===== Record extracts

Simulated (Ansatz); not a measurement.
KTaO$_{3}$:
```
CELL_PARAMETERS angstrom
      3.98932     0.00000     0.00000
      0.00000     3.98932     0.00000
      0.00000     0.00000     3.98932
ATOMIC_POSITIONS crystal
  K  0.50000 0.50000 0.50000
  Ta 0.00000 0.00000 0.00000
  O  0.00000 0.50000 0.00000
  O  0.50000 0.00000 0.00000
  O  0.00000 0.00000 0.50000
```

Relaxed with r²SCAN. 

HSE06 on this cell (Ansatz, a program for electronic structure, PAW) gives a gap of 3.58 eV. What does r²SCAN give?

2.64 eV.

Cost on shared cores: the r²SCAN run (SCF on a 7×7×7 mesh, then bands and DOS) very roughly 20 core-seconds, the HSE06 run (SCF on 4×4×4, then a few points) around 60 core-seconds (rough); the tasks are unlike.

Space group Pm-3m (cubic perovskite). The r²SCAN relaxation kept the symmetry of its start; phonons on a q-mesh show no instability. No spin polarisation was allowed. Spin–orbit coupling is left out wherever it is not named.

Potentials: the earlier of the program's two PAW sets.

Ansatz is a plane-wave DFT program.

==========

Work task: Return the opening line of the data and every line after it through the line containing "Relaxed with r²SCAN.", please, exactly as written and with nothing added.

Response:
Simulated (Ansatz); not a measurement.
KTaO$_{3}$:
```
CELL_PARAMETERS angstrom
      3.98932     0.00000     0.00000
      0.00000     3.98932     0.00000
      0.00000     0.00000     3.98932
ATOMIC_POSITIONS crystal
  K  0.50000 0.50000 0.50000
  Ta 0.00000 0.00000 0.00000
  O  0.00000 0.50000 0.00000
  O  0.50000 0.00000 0.00000
  O  0.00000 0.00000 0.50000
```

Relaxed with r²SCAN. 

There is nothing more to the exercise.